--- Provided data Enclosed Below ---
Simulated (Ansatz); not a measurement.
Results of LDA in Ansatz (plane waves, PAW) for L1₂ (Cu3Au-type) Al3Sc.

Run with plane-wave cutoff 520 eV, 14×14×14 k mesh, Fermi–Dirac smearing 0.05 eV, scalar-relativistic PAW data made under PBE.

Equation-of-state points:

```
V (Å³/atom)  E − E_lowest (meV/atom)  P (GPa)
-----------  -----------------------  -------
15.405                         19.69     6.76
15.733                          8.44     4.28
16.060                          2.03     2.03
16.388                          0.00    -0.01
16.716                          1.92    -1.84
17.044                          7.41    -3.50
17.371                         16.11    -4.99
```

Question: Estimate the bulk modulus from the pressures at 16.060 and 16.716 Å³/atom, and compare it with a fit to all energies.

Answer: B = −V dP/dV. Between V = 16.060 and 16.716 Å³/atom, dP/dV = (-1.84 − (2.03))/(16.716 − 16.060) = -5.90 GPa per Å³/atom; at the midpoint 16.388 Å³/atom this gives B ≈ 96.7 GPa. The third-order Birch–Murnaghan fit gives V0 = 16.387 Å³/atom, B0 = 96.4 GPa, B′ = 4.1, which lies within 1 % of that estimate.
--- End of Enclosed Provided data ---

- Activity:
Return only the lines between the one holding "Results of LDA" and the one holding "Question: Estimate the", inclusive, exactly as they appear above.

- Exercise output:
Results of LDA in Ansatz (plane waves, PAW) for L1₂ (Cu3Au-type) Al3Sc.

Run with plane-wave cutoff 520 eV, 14×14×14 k mesh, Fermi–Dirac smearing 0.05 eV, scalar-relativistic PAW data made under PBE.

Equation-of-state points:

```
V (Å³/atom)  E − E_lowest (meV/atom)  P (GPa)
-----------  -----------------------  -------
15.405                         19.69     6.76
15.733                          8.44     4.28
16.060                          2.03     2.03
16.388                          0.00    -0.01
16.716                          1.92    -1.84
17.044                          7.41    -3.50
17.371                         16.11    -4.99
```

Question: Estimate the bulk modulus from the pressures at 16.060 and 16.716 Å³/atom, and compare it with a fit to all energies.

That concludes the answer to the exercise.